◆ ◆ ◆ ◆ ◆ ◆ ◆
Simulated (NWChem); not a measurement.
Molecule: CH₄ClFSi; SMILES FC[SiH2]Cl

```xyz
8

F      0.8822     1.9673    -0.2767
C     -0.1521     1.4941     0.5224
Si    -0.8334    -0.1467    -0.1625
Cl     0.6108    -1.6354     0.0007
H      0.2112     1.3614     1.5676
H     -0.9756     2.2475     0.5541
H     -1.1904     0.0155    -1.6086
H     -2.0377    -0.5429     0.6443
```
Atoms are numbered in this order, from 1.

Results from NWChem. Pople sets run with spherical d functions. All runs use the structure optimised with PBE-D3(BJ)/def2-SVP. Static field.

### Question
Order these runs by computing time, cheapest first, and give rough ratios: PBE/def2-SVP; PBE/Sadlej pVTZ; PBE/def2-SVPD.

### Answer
◆ ◆ ◆ ◆ ◆ ◆ ◆

:: Activity ::
Repeat the records. Match them exactly.

:: Response ::
Simulated (NWChem); not a measurement.
Molecule: CH₄ClFSi; SMILES FC[SiH2]Cl

```xyz
8

F      0.8822     1.9673    -0.2767
C     -0.1521     1.4941     0.5224
Si    -0.8334    -0.1467    -0.1625
Cl     0.6108    -1.6354     0.0007
H      0.2112     1.3614     1.5676
H     -0.9756     2.2475     0.5541
H     -1.1904     0.0155    -1.6086
H     -2.0377    -0.5429     0.6443
```
Atoms are numbered in this order, from 1.

Results from NWChem. Pople sets run with spherical d functions. All runs use the structure optimised with PBE-D3(BJ)/def2-SVP. Static field.

### Question
Order these runs by computing time, cheapest first, and give rough ratios: PBE/def2-SVP; PBE/Sadlej pVTZ; PBE/def2-SVPD.

### Answer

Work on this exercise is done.